■ THE DATA:
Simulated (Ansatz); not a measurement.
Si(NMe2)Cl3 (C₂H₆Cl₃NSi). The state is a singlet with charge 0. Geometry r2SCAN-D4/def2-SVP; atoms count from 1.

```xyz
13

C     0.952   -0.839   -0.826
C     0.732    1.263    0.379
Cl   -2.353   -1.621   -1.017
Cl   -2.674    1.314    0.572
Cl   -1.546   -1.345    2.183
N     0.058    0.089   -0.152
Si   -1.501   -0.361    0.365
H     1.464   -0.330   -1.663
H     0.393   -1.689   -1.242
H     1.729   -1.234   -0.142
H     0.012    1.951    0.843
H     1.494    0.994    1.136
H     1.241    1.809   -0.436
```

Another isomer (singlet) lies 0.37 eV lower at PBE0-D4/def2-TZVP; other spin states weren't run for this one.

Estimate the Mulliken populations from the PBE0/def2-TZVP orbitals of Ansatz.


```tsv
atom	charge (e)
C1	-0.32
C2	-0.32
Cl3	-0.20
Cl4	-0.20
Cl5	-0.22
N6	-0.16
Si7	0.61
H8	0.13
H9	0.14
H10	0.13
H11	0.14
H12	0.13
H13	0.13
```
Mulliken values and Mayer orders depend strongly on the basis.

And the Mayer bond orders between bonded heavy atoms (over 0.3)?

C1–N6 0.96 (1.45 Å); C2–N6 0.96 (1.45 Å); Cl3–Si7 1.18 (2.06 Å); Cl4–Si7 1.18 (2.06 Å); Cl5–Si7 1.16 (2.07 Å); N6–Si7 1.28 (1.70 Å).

■ ASSIGNMENT: What is needed is a word-for-word copy of the records above, from the first line through the line that contains "And the Mayer".

■ TASK RESPONSE:
Simulated (Ansatz); not a measurement.
Si(NMe2)Cl3 (C₂H₆Cl₃NSi). The state is a singlet with charge 0. Geometry r2SCAN-D4/def2-SVP; atoms count from 1.

```xyz
13

C     0.952   -0.839   -0.826
C     0.732    1.263    0.379
Cl   -2.353   -1.621   -1.017
Cl   -2.674    1.314    0.572
Cl   -1.546   -1.345    2.183
N     0.058    0.089   -0.152
Si   -1.501   -0.361    0.365
H     1.464   -0.330   -1.663
H     0.393   -1.689   -1.242
H     1.729   -1.234   -0.142
H     0.012    1.951    0.843
H     1.494    0.994    1.136
H     1.241    1.809   -0.436
```

Another isomer (singlet) lies 0.37 eV lower at PBE0-D4/def2-TZVP; other spin states weren't run for this one.

Estimate the Mulliken populations from the PBE0/def2-TZVP orbitals of Ansatz.


```tsv
atom	charge (e)
C1	-0.32
C2	-0.32
Cl3	-0.20
Cl4	-0.20
Cl5	-0.22
N6	-0.16
Si7	0.61
H8	0.13
H9	0.14
H10	0.13
H11	0.14
H12	0.13
H13	0.13
```
Mulliken values and Mayer orders depend strongly on the basis.

And the Mayer bond orders between bonded heavy atoms (over 0.3)?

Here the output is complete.